What you return should be every record, retyped without a single change.

+++

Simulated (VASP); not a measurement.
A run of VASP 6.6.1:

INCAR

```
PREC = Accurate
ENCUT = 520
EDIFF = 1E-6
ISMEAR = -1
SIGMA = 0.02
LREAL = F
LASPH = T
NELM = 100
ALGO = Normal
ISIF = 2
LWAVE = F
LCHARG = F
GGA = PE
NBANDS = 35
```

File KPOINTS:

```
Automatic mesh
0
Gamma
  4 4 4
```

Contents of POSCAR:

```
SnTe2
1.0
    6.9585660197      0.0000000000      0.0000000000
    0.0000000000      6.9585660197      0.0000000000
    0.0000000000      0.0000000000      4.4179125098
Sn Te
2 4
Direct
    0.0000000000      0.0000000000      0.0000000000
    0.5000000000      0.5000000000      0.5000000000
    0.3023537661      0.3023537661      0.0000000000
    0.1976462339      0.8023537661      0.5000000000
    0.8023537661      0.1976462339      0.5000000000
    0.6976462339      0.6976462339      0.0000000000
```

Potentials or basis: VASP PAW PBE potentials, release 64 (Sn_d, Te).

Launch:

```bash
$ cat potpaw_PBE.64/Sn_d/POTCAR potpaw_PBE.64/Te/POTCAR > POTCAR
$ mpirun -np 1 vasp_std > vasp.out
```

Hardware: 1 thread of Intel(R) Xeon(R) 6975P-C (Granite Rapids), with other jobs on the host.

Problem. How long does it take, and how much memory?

+++

** TASK ANSWER **
Simulated (VASP); not a measurement.
A run of VASP 6.6.1:

INCAR

```
PREC = Accurate
ENCUT = 520
EDIFF = 1E-6
ISMEAR = -1
SIGMA = 0.02
LREAL = F
LASPH = T
NELM = 100
ALGO = Normal
ISIF = 2
LWAVE = F
LCHARG = F
GGA = PE
NBANDS = 35
```

File KPOINTS:

```
Automatic mesh
0
Gamma
  4 4 4
```

Contents of POSCAR:

```
SnTe2
1.0
    6.9585660197      0.0000000000      0.0000000000
    0.0000000000      6.9585660197      0.0000000000
    0.0000000000      0.0000000000      4.4179125098
Sn Te
2 4
Direct
    0.0000000000      0.0000000000      0.0000000000
    0.5000000000      0.5000000000      0.5000000000
    0.3023537661      0.3023537661      0.0000000000
    0.1976462339      0.8023537661      0.5000000000
    0.8023537661      0.1976462339      0.5000000000
    0.6976462339      0.6976462339      0.0000000000
```

Potentials or basis: VASP PAW PBE potentials, release 64 (Sn_d, Te).

Launch:

```bash
$ cat potpaw_PBE.64/Sn_d/POTCAR potpaw_PBE.64/Te/POTCAR > POTCAR
$ mpirun -np 1 vasp_std > vasp.out
```

Hardware: 1 thread of Intel(R) Xeon(R) 6975P-C (Granite Rapids), with other jobs on the host.

Problem. How long does it take, and how much memory?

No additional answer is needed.